> **Source material**:
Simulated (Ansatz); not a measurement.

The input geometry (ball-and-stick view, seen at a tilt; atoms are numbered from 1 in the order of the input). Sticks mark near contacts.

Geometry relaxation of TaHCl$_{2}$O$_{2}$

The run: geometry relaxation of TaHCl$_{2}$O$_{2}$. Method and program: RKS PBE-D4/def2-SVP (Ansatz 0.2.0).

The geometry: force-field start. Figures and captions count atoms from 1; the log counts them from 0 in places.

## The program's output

> **Work task**:
Could you write out all the entries exactly as given?

> **Written response**:
Simulated (Ansatz); not a measurement.

The input geometry (ball-and-stick view, seen at a tilt; atoms are numbered from 1 in the order of the input). Sticks mark near contacts.

Geometry relaxation of TaHCl$_{2}$O$_{2}$

The run: geometry relaxation of TaHCl$_{2}$O$_{2}$. Method and program: RKS PBE-D4/def2-SVP (Ansatz 0.2.0).

The geometry: force-field start. Figures and captions count atoms from 1; the log counts them from 0 in places.

## The program's output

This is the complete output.